* **Activity**: An exact copy of the entries below is the expected answer.

━━━━━━━━━━━━━━━━━━━━

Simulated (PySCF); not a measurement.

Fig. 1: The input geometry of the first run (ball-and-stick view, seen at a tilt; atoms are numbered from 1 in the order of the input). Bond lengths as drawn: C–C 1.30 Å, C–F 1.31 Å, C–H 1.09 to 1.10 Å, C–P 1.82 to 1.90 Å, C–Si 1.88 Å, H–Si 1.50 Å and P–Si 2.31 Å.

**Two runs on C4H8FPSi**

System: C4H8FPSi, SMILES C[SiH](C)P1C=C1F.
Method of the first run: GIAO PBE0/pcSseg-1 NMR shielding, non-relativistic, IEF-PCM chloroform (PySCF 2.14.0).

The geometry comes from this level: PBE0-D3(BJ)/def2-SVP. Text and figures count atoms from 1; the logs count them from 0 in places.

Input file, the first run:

━━━━━━━━━━━━━━━━━━━━

* **Written reply**:
Simulated (PySCF); not a measurement.

Fig. 1: The input geometry of the first run (ball-and-stick view, seen at a tilt; atoms are numbered from 1 in the order of the input). Bond lengths as drawn: C–C 1.30 Å, C–F 1.31 Å, C–H 1.09 to 1.10 Å, C–P 1.82 to 1.90 Å, C–Si 1.88 Å, H–Si 1.50 Å and P–Si 2.31 Å.

**Two runs on C4H8FPSi**

System: C4H8FPSi, SMILES C[SiH](C)P1C=C1F.
Method of the first run: GIAO PBE0/pcSseg-1 NMR shielding, non-relativistic, IEF-PCM chloroform (PySCF 2.14.0).

The geometry comes from this level: PBE0-D3(BJ)/def2-SVP. Text and figures count atoms from 1; the logs count them from 0 in places.

Input file, the first run:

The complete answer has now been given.